WORK INSTRUCTION: In the listing below, locate the line that contains "Answer: On C2 (from 0.03 to 0.42 e)." and the line that contains "0.01 | 0.15 |". Restate word for word those two lines and every line between them, and nothing else.

DATASET:
-*-*-
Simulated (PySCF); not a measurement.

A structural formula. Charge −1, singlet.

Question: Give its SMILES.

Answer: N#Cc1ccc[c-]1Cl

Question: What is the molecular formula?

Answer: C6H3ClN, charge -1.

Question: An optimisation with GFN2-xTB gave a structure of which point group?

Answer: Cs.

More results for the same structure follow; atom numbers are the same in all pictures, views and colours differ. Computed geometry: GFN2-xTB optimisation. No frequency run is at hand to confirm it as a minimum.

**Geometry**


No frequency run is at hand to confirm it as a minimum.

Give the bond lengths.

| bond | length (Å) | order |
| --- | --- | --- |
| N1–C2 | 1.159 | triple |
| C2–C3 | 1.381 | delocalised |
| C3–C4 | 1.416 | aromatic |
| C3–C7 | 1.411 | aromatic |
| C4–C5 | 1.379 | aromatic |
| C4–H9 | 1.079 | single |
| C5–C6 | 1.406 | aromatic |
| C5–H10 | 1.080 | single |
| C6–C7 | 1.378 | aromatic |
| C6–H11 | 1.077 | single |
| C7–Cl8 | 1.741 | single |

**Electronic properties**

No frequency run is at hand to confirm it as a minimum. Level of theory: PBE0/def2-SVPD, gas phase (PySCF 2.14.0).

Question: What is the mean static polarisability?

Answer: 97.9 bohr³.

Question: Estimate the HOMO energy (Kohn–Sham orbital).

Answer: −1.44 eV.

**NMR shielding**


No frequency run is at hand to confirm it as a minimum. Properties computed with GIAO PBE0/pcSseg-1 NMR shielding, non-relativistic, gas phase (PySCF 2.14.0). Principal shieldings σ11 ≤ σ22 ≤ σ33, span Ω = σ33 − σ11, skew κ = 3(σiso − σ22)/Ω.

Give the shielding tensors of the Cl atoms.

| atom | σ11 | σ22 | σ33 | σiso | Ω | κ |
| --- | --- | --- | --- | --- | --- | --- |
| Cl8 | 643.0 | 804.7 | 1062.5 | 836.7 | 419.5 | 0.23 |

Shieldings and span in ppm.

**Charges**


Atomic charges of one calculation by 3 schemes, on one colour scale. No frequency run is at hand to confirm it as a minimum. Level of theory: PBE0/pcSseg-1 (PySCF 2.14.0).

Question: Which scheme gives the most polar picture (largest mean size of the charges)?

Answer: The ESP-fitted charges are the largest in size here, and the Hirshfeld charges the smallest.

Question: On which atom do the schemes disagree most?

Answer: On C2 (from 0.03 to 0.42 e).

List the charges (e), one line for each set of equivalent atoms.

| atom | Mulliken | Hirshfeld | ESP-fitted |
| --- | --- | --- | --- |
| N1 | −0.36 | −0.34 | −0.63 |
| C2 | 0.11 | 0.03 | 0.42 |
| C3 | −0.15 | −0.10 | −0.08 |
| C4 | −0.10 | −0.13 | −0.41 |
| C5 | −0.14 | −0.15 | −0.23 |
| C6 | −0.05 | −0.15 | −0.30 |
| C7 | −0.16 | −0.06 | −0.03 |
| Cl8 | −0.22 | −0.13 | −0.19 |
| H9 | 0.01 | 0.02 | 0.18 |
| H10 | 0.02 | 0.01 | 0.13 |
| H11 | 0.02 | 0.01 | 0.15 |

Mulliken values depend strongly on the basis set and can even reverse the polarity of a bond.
-*-*-

RESPONSE BOX:
Answer: On C2 (from 0.03 to 0.42 e).

List the charges (e), one line for each set of equivalent atoms.

| atom | Mulliken | Hirshfeld | ESP-fitted |
| --- | --- | --- | --- |
| N1 | −0.36 | −0.34 | −0.63 |
| C2 | 0.11 | 0.03 | 0.42 |
| C3 | −0.15 | −0.10 | −0.08 |
| C4 | −0.10 | −0.13 | −0.41 |
| C5 | −0.14 | −0.15 | −0.23 |
| C6 | −0.05 | −0.15 | −0.30 |
| C7 | −0.16 | −0.06 | −0.03 |
| Cl8 | −0.22 | −0.13 | −0.19 |
| H9 | 0.01 | 0.02 | 0.18 |
| H10 | 0.02 | 0.01 | 0.13 |
| H11 | 0.02 | 0.01 | 0.15 |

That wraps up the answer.